• _GIVEN RECORDS_
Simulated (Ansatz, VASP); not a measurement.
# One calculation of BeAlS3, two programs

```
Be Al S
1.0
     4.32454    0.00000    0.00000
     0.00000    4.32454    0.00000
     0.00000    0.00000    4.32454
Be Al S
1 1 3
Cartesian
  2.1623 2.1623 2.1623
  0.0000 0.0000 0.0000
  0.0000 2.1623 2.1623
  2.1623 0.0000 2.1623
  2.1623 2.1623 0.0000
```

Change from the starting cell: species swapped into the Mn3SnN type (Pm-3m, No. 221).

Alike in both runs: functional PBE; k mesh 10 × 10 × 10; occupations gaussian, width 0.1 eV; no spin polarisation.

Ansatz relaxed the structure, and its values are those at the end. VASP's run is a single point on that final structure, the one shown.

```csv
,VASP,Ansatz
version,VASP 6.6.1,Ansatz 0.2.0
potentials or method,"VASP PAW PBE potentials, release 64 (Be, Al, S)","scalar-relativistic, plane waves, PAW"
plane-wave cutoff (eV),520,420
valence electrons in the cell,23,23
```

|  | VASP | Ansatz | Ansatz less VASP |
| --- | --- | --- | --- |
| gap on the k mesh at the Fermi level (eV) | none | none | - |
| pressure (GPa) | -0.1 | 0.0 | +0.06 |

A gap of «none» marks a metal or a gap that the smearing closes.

• _REQUIRED ACTION_
Look above for the line holding "Change from the". Print it and every line after it, exactly, through the line holding "0.0 | +0.06 |".

• _EXERCISE OUTPUT_
Change from the starting cell: species swapped into the Mn3SnN type (Pm-3m, No. 221).

Alike in both runs: functional PBE; k mesh 10 × 10 × 10; occupations gaussian, width 0.1 eV; no spin polarisation.

Ansatz relaxed the structure, and its values are those at the end. VASP's run is a single point on that final structure, the one shown.

```csv
,VASP,Ansatz
version,VASP 6.6.1,Ansatz 0.2.0
potentials or method,"VASP PAW PBE potentials, release 64 (Be, Al, S)","scalar-relativistic, plane waves, PAW"
plane-wave cutoff (eV),520,420
valence electrons in the cell,23,23
```

|  | VASP | Ansatz | Ansatz less VASP |
| --- | --- | --- | --- |
| gap on the k mesh at the Fermi level (eV) | none | none | - |
| pressure (GPa) | -0.1 | 0.0 | +0.06 |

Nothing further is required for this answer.